§ §

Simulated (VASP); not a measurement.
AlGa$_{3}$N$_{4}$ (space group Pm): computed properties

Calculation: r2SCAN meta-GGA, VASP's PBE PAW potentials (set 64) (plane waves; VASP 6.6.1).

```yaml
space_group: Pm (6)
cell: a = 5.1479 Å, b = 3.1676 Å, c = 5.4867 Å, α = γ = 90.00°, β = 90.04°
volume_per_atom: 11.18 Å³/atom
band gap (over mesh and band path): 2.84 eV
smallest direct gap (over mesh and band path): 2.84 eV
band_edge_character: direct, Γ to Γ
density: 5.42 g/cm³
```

§ §

## Requirement
When you reach the end of the data above, set it all down again unchanged.

## Worked solution
Simulated (VASP); not a measurement.
AlGa$_{3}$N$_{4}$ (space group Pm): computed properties

Calculation: r2SCAN meta-GGA, VASP's PBE PAW potentials (set 64) (plane waves; VASP 6.6.1).

```yaml
space_group: Pm (6)
cell: a = 5.1479 Å, b = 3.1676 Å, c = 5.4867 Å, α = γ = 90.00°, β = 90.04°
volume_per_atom: 11.18 Å³/atom
band gap (over mesh and band path): 2.84 eV
smallest direct gap (over mesh and band path): 2.84 eV
band_edge_character: direct, Γ to Γ
density: 5.42 g/cm³
```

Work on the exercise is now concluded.